Information shown
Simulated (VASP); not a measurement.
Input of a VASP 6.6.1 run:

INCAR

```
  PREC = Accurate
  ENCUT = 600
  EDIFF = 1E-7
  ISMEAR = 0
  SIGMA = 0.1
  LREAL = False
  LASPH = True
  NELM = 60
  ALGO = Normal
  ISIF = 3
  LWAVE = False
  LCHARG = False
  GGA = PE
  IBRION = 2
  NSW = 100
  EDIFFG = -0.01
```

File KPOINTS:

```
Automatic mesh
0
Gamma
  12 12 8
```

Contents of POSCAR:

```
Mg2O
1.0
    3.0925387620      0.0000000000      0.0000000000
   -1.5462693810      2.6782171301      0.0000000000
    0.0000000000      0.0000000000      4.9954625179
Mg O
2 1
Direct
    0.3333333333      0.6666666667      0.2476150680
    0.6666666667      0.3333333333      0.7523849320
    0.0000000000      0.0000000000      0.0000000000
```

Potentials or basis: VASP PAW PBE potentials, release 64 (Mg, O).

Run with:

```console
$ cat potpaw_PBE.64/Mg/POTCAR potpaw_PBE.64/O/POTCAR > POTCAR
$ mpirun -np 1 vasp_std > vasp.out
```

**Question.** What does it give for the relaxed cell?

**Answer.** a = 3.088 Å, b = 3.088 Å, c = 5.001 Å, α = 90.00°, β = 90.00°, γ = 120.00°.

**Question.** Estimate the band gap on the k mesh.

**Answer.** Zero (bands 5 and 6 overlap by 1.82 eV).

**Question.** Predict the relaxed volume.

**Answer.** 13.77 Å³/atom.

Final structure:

Activity
Restating every entry above word for word is the whole task.

Answer box
Simulated (VASP); not a measurement.
Input of a VASP 6.6.1 run:

INCAR

```
  PREC = Accurate
  ENCUT = 600
  EDIFF = 1E-7
  ISMEAR = 0
  SIGMA = 0.1
  LREAL = False
  LASPH = True
  NELM = 60
  ALGO = Normal
  ISIF = 3
  LWAVE = False
  LCHARG = False
  GGA = PE
  IBRION = 2
  NSW = 100
  EDIFFG = -0.01
```

File KPOINTS:

```
Automatic mesh
0
Gamma
  12 12 8
```

Contents of POSCAR:

```
Mg2O
1.0
    3.0925387620      0.0000000000      0.0000000000
   -1.5462693810      2.6782171301      0.0000000000
    0.0000000000      0.0000000000      4.9954625179
Mg O
2 1
Direct
    0.3333333333      0.6666666667      0.2476150680
    0.6666666667      0.3333333333      0.7523849320
    0.0000000000      0.0000000000      0.0000000000
```

Potentials or basis: VASP PAW PBE potentials, release 64 (Mg, O).

Run with:

```console
$ cat potpaw_PBE.64/Mg/POTCAR potpaw_PBE.64/O/POTCAR > POTCAR
$ mpirun -np 1 vasp_std > vasp.out
```

**Question.** What does it give for the relaxed cell?

**Answer.** a = 3.088 Å, b = 3.088 Å, c = 5.001 Å, α = 90.00°, β = 90.00°, γ = 120.00°.

**Question.** Estimate the band gap on the k mesh.

**Answer.** Zero (bands 5 and 6 overlap by 1.82 eV).

**Question.** Predict the relaxed volume.

**Answer.** 13.77 Å³/atom.

Final structure:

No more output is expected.